::: DATA SUPPLIED :::

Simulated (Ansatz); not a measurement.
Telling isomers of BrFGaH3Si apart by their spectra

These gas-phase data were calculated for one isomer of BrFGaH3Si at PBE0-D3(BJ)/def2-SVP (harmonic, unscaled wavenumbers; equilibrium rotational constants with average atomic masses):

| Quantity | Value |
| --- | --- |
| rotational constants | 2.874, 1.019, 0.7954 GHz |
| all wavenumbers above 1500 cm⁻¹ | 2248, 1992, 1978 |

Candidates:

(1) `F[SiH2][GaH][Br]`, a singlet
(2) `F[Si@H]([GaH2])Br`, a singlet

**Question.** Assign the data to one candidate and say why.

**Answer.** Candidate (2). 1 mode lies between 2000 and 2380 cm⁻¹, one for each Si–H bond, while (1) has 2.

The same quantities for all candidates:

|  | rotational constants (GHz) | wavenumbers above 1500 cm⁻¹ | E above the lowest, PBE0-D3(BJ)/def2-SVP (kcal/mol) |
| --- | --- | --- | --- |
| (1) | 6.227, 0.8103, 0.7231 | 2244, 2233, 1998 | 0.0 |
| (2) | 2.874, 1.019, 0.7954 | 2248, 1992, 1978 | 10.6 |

:::

**WORK REQUEST**
Output every entry exactly as it appears.

**RESPONSE AREA**
Simulated (Ansatz); not a measurement.
Telling isomers of BrFGaH3Si apart by their spectra

These gas-phase data were calculated for one isomer of BrFGaH3Si at PBE0-D3(BJ)/def2-SVP (harmonic, unscaled wavenumbers; equilibrium rotational constants with average atomic masses):

| Quantity | Value |
| --- | --- |
| rotational constants | 2.874, 1.019, 0.7954 GHz |
| all wavenumbers above 1500 cm⁻¹ | 2248, 1992, 1978 |

Candidates:

(1) `F[SiH2][GaH][Br]`, a singlet
(2) `F[Si@H]([GaH2])Br`, a singlet

**Question.** Assign the data to one candidate and say why.

**Answer.** Candidate (2). 1 mode lies between 2000 and 2380 cm⁻¹, one for each Si–H bond, while (1) has 2.

The same quantities for all candidates:

|  | rotational constants (GHz) | wavenumbers above 1500 cm⁻¹ | E above the lowest, PBE0-D3(BJ)/def2-SVP (kcal/mol) |
| --- | --- | --- | --- |
| (1) | 6.227, 0.8103, 0.7231 | 2244, 2233, 1998 | 0.0 |
| (2) | 2.874, 1.019, 0.7954 | 2248, 1992, 1978 | 10.6 |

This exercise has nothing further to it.